- [Data under study]:
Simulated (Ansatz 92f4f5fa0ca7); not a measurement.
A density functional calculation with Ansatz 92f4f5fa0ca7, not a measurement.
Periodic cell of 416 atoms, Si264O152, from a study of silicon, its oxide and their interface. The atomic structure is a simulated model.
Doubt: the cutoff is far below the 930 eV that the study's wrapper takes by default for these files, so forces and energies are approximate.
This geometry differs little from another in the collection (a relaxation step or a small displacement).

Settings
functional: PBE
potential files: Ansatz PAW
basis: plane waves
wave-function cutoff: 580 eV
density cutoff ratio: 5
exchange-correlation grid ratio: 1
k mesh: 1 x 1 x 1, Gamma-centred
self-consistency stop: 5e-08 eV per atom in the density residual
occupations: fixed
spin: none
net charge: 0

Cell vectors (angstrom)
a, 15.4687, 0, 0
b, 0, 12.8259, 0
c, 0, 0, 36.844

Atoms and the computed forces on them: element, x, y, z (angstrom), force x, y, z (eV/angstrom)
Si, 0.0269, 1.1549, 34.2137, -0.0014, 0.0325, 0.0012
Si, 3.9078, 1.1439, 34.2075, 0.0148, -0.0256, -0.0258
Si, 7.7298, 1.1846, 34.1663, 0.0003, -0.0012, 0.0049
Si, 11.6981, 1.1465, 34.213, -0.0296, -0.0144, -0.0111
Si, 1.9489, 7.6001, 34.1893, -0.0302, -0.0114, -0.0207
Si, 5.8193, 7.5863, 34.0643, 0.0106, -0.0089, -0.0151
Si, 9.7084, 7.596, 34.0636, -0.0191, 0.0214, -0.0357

- [Work request]: Write every entry out again. Leave each one exactly as it is.

- [Written response]:
Simulated (Ansatz 92f4f5fa0ca7); not a measurement.
A density functional calculation with Ansatz 92f4f5fa0ca7, not a measurement.
Periodic cell of 416 atoms, Si264O152, from a study of silicon, its oxide and their interface. The atomic structure is a simulated model.
Doubt: the cutoff is far below the 930 eV that the study's wrapper takes by default for these files, so forces and energies are approximate.
This geometry differs little from another in the collection (a relaxation step or a small displacement).

Settings
functional: PBE
potential files: Ansatz PAW
basis: plane waves
wave-function cutoff: 580 eV
density cutoff ratio: 5
exchange-correlation grid ratio: 1
k mesh: 1 x 1 x 1, Gamma-centred
self-consistency stop: 5e-08 eV per atom in the density residual
occupations: fixed
spin: none
net charge: 0

Cell vectors (angstrom)
a, 15.4687, 0, 0
b, 0, 12.8259, 0
c, 0, 0, 36.844

Atoms and the computed forces on them: element, x, y, z (angstrom), force x, y, z (eV/angstrom)
Si, 0.0269, 1.1549, 34.2137, -0.0014, 0.0325, 0.0012
Si, 3.9078, 1.1439, 34.2075, 0.0148, -0.0256, -0.0258
Si, 7.7298, 1.1846, 34.1663, 0.0003, -0.0012, 0.0049
Si, 11.6981, 1.1465, 34.213, -0.0296, -0.0144, -0.0111
Si, 1.9489, 7.6001, 34.1893, -0.0302, -0.0114, -0.0207
Si, 5.8193, 7.5863, 34.0643, 0.0106, -0.0089, -0.0151
Si, 9.7084, 7.596, 34.0636, -0.0191, 0.0214, -0.0357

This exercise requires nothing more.